───── Listed entries ─────
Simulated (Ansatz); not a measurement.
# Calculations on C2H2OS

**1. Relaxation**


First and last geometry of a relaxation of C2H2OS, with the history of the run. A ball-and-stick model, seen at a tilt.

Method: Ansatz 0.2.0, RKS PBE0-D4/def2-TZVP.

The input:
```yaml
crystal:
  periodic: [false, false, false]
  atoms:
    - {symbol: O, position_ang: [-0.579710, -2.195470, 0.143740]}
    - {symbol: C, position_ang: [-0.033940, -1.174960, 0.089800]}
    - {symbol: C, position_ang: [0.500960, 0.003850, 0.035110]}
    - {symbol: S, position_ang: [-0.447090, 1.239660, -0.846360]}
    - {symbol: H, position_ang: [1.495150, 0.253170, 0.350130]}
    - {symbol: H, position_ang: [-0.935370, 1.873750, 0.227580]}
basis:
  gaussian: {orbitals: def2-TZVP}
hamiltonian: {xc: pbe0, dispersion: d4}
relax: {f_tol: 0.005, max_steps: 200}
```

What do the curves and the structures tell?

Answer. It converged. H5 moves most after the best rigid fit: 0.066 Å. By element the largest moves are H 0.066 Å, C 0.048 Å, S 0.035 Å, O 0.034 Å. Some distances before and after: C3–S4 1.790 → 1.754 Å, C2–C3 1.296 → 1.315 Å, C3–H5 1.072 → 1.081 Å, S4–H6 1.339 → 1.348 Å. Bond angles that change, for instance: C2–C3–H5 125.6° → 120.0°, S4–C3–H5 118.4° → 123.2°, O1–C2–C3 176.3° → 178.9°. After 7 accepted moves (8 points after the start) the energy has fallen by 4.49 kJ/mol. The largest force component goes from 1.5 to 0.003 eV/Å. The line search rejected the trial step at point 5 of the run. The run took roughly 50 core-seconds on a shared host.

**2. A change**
─────

Output the data exactly, from the first line through the line that holds "What do the curves and the structures tell?", so that no later line appears.

Simulated (Ansatz); not a measurement.
# Calculations on C2H2OS

**1. Relaxation**


First and last geometry of a relaxation of C2H2OS, with the history of the run. A ball-and-stick model, seen at a tilt.

Method: Ansatz 0.2.0, RKS PBE0-D4/def2-TZVP.

The input:
```yaml
crystal:
  periodic: [false, false, false]
  atoms:
    - {symbol: O, position_ang: [-0.579710, -2.195470, 0.143740]}
    - {symbol: C, position_ang: [-0.033940, -1.174960, 0.089800]}
    - {symbol: C, position_ang: [0.500960, 0.003850, 0.035110]}
    - {symbol: S, position_ang: [-0.447090, 1.239660, -0.846360]}
    - {symbol: H, position_ang: [1.495150, 0.253170, 0.350130]}
    - {symbol: H, position_ang: [-0.935370, 1.873750, 0.227580]}
basis:
  gaussian: {orbitals: def2-TZVP}
hamiltonian: {xc: pbe0, dispersion: d4}
relax: {f_tol: 0.005, max_steps: 200}
```

What do the curves and the structures tell?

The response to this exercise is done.